Extracted entries →
• • • •

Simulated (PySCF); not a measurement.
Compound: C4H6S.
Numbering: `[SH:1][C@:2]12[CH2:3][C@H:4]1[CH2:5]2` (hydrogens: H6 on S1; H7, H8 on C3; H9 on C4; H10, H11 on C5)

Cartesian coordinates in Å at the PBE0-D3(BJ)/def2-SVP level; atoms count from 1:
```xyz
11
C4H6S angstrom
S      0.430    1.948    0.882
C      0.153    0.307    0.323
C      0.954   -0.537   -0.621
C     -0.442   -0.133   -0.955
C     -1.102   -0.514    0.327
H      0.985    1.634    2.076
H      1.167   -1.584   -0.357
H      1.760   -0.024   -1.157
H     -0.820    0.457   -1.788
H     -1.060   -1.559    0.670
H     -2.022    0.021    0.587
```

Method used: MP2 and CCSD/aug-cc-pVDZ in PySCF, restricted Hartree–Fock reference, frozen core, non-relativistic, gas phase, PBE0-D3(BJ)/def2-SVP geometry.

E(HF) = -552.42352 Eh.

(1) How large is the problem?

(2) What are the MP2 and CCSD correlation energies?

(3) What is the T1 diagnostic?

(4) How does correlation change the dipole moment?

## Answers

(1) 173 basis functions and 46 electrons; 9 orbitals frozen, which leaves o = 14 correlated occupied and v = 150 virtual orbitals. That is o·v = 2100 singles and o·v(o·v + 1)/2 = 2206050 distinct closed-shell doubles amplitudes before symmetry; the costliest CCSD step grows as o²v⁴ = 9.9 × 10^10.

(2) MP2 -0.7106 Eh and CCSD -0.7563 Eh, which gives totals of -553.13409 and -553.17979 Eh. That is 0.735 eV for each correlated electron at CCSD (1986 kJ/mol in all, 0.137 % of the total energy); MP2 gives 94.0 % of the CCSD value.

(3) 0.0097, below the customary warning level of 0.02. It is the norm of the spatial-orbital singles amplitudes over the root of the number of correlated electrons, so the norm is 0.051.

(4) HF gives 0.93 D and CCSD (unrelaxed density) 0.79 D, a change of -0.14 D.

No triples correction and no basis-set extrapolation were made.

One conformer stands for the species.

• • • •

Action item →
With the first line being the one containing "(3) What is the T1 diagnostic?" and the last line the one containing "No triples correction", transcribe exactly the lines above that fall in that range.

Answer area →
(3) What is the T1 diagnostic?

(4) How does correlation change the dipole moment?

## Answers

(1) 173 basis functions and 46 electrons; 9 orbitals frozen, which leaves o = 14 correlated occupied and v = 150 virtual orbitals. That is o·v = 2100 singles and o·v(o·v + 1)/2 = 2206050 distinct closed-shell doubles amplitudes before symmetry; the costliest CCSD step grows as o²v⁴ = 9.9 × 10^10.

(2) MP2 -0.7106 Eh and CCSD -0.7563 Eh, which gives totals of -553.13409 and -553.17979 Eh. That is 0.735 eV for each correlated electron at CCSD (1986 kJ/mol in all, 0.137 % of the total energy); MP2 gives 94.0 % of the CCSD value.

(3) 0.0097, below the customary warning level of 0.02. It is the norm of the spatial-orbital singles amplitudes over the root of the number of correlated electrons, so the norm is 0.051.

(4) HF gives 0.93 D and CCSD (unrelaxed density) 0.79 D, a change of -0.14 D.

No triples correction and no basis-set extrapolation were made.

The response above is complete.